- Requirement:
Once you reach the line containing "none | -7.1 | - |" in the entries below, write out that line and each one after it down to the line containing "A k mesh can", exactly and with nothing added.

** Given records follows **
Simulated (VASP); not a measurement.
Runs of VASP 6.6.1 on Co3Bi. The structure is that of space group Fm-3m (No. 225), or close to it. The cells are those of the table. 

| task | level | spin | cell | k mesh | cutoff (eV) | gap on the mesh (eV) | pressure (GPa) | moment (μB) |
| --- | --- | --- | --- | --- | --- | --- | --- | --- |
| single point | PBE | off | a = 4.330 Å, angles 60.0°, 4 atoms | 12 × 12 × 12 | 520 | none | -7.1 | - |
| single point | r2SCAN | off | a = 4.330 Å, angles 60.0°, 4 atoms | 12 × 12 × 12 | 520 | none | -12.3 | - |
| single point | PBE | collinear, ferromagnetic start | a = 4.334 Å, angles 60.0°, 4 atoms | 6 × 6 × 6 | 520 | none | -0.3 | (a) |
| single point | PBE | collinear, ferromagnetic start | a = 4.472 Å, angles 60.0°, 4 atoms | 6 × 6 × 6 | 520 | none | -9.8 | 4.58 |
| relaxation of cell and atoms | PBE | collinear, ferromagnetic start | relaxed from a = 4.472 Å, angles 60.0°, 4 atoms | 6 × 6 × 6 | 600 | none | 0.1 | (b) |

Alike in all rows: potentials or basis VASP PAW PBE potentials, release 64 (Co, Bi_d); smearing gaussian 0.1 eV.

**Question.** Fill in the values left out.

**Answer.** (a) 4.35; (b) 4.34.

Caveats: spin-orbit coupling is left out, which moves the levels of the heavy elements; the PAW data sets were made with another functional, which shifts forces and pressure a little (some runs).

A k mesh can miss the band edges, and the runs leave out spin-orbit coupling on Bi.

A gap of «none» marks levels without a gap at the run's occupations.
** End of Given records **

- Written response:
| single point | PBE | off | a = 4.330 Å, angles 60.0°, 4 atoms | 12 × 12 × 12 | 520 | none | -7.1 | - |
| single point | r2SCAN | off | a = 4.330 Å, angles 60.0°, 4 atoms | 12 × 12 × 12 | 520 | none | -12.3 | - |
| single point | PBE | collinear, ferromagnetic start | a = 4.334 Å, angles 60.0°, 4 atoms | 6 × 6 × 6 | 520 | none | -0.3 | (a) |
| single point | PBE | collinear, ferromagnetic start | a = 4.472 Å, angles 60.0°, 4 atoms | 6 × 6 × 6 | 520 | none | -9.8 | 4.58 |
| relaxation of cell and atoms | PBE | collinear, ferromagnetic start | relaxed from a = 4.472 Å, angles 60.0°, 4 atoms | 6 × 6 × 6 | 600 | none | 0.1 | (b) |

Alike in all rows: potentials or basis VASP PAW PBE potentials, release 64 (Co, Bi_d); smearing gaussian 0.1 eV.

**Question.** Fill in the values left out.

**Answer.** (a) 4.35; (b) 4.34.

Caveats: spin-orbit coupling is left out, which moves the levels of the heavy elements; the PAW data sets were made with another functional, which shifts forces and pressure a little (some runs).

A k mesh can miss the band edges, and the runs leave out spin-orbit coupling on Bi.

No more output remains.